> **RECORDS PROVIDED**
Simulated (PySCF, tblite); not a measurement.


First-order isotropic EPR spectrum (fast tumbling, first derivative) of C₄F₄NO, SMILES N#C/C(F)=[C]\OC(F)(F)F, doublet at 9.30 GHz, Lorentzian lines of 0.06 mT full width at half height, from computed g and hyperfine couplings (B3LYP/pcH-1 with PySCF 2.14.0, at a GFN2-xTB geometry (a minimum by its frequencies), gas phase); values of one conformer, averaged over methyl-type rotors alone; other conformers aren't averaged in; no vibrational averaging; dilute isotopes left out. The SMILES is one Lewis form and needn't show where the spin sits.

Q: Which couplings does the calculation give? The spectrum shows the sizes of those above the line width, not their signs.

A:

> **BRIEF**
Write out the whole listing verbatim.

> **ANSWER SPACE**
Simulated (PySCF, tblite); not a measurement.


First-order isotropic EPR spectrum (fast tumbling, first derivative) of C₄F₄NO, SMILES N#C/C(F)=[C]\OC(F)(F)F, doublet at 9.30 GHz, Lorentzian lines of 0.06 mT full width at half height, from computed g and hyperfine couplings (B3LYP/pcH-1 with PySCF 2.14.0, at a GFN2-xTB geometry (a minimum by its frequencies), gas phase); values of one conformer, averaged over methyl-type rotors alone; other conformers aren't averaged in; no vibrational averaging; dilute isotopes left out. The SMILES is one Lewis form and needn't show where the spin sits.

Q: Which couplings does the calculation give? The spectrum shows the sizes of those above the line width, not their signs.

A:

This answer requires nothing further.